------ INFORMATION SHOWN ------

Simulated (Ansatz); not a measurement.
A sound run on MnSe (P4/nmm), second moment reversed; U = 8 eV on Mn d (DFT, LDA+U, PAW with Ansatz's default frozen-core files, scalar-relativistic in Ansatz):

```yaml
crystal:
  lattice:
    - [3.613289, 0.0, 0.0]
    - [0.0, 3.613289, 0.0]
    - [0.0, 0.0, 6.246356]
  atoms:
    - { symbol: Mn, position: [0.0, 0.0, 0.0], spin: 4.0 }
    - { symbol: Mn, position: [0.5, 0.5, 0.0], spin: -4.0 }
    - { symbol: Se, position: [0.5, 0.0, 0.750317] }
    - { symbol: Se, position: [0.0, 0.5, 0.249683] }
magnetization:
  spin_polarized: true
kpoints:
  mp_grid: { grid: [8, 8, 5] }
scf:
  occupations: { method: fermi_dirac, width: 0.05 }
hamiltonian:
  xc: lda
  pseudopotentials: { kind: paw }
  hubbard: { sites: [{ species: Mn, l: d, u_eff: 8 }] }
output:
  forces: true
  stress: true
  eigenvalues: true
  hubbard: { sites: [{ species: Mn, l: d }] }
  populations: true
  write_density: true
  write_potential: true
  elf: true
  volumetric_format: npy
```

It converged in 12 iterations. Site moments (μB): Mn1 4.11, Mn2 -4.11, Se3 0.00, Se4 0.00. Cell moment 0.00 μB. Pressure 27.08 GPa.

------

### BRIEF:
The material should be transcribed in full, character for character.

### ANSWER SECTION:
Simulated (Ansatz); not a measurement.
A sound run on MnSe (P4/nmm), second moment reversed; U = 8 eV on Mn d (DFT, LDA+U, PAW with Ansatz's default frozen-core files, scalar-relativistic in Ansatz):

```yaml
crystal:
  lattice:
    - [3.613289, 0.0, 0.0]
    - [0.0, 3.613289, 0.0]
    - [0.0, 0.0, 6.246356]
  atoms:
    - { symbol: Mn, position: [0.0, 0.0, 0.0], spin: 4.0 }
    - { symbol: Mn, position: [0.5, 0.5, 0.0], spin: -4.0 }
    - { symbol: Se, position: [0.5, 0.0, 0.750317] }
    - { symbol: Se, position: [0.0, 0.5, 0.249683] }
magnetization:
  spin_polarized: true
kpoints:
  mp_grid: { grid: [8, 8, 5] }
scf:
  occupations: { method: fermi_dirac, width: 0.05 }
hamiltonian:
  xc: lda
  pseudopotentials: { kind: paw }
  hubbard: { sites: [{ species: Mn, l: d, u_eff: 8 }] }
output:
  forces: true
  stress: true
  eigenvalues: true
  hubbard: { sites: [{ species: Mn, l: d }] }
  populations: true
  write_density: true
  write_potential: true
  elf: true
  volumetric_format: npy
```

It converged in 12 iterations. Site moments (μB): Mn1 4.11, Mn2 -4.11, Se3 0.00, Se4 0.00. Cell moment 0.00 μB. Pressure 27.08 GPa.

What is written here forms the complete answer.